Work instruction: Exactly as written, output each record given below.

Data provided:
§ §

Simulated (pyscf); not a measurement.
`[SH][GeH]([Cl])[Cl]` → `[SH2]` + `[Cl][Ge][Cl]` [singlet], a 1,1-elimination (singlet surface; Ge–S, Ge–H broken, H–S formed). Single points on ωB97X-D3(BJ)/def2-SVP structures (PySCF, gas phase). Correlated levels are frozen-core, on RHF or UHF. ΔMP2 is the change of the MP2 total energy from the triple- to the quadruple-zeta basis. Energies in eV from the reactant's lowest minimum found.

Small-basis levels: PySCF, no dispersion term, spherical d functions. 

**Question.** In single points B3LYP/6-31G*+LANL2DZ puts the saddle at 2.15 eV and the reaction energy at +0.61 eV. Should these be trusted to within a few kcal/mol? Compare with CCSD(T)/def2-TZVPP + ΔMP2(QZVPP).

§ §

Problem solution:
Simulated (pyscf); not a measurement.
`[SH][GeH]([Cl])[Cl]` → `[SH2]` + `[Cl][Ge][Cl]` [singlet], a 1,1-elimination (singlet surface; Ge–S, Ge–H broken, H–S formed). Single points on ωB97X-D3(BJ)/def2-SVP structures (PySCF, gas phase). Correlated levels are frozen-core, on RHF or UHF. ΔMP2 is the change of the MP2 total energy from the triple- to the quadruple-zeta basis. Energies in eV from the reactant's lowest minimum found.

Small-basis levels: PySCF, no dispersion term, spherical d functions. 

**Question.** In single points B3LYP/6-31G*+LANL2DZ puts the saddle at 2.15 eV and the reaction energy at +0.61 eV. Should these be trusted to within a few kcal/mol? Compare with CCSD(T)/def2-TZVPP + ΔMP2(QZVPP).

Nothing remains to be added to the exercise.